.....

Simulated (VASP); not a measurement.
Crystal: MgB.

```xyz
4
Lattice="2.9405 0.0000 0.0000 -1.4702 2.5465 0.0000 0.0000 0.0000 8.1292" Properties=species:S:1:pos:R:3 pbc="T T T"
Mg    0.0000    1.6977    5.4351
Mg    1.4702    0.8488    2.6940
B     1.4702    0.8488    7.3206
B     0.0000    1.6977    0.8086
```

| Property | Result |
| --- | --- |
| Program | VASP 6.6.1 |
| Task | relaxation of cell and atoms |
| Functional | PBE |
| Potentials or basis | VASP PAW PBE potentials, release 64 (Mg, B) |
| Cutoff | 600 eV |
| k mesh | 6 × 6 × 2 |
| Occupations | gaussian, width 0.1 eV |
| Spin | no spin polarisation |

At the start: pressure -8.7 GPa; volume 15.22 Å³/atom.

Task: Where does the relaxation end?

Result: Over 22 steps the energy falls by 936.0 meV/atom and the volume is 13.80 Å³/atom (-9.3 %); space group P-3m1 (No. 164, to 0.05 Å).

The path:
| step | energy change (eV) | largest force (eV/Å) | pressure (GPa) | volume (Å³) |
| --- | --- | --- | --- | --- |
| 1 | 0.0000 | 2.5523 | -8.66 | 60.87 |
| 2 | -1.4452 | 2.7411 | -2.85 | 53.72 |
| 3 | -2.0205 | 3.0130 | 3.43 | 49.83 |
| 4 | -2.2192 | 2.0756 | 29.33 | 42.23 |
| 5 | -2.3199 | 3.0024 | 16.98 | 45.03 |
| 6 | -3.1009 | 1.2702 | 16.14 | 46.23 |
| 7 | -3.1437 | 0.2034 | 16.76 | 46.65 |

.....

Required action: For every line in the material, write out an exact copy.

Written answer:
Simulated (VASP); not a measurement.
Crystal: MgB.

```xyz
4
Lattice="2.9405 0.0000 0.0000 -1.4702 2.5465 0.0000 0.0000 0.0000 8.1292" Properties=species:S:1:pos:R:3 pbc="T T T"
Mg    0.0000    1.6977    5.4351
Mg    1.4702    0.8488    2.6940
B     1.4702    0.8488    7.3206
B     0.0000    1.6977    0.8086
```

| Property | Result |
| --- | --- |
| Program | VASP 6.6.1 |
| Task | relaxation of cell and atoms |
| Functional | PBE |
| Potentials or basis | VASP PAW PBE potentials, release 64 (Mg, B) |
| Cutoff | 600 eV |
| k mesh | 6 × 6 × 2 |
| Occupations | gaussian, width 0.1 eV |
| Spin | no spin polarisation |

At the start: pressure -8.7 GPa; volume 15.22 Å³/atom.

Task: Where does the relaxation end?

Result: Over 22 steps the energy falls by 936.0 meV/atom and the volume is 13.80 Å³/atom (-9.3 %); space group P-3m1 (No. 164, to 0.05 Å).

The path:
| step | energy change (eV) | largest force (eV/Å) | pressure (GPa) | volume (Å³) |
| --- | --- | --- | --- | --- |
| 1 | 0.0000 | 2.5523 | -8.66 | 60.87 |
| 2 | -1.4452 | 2.7411 | -2.85 | 53.72 |
| 3 | -2.0205 | 3.0130 | 3.43 | 49.83 |
| 4 | -2.2192 | 2.0756 | 29.33 | 42.23 |
| 5 | -2.3199 | 3.0024 | 16.98 | 45.03 |
| 6 | -3.1009 | 1.2702 | 16.14 | 46.23 |
| 7 | -3.1437 | 0.2034 | 16.76 | 46.65 |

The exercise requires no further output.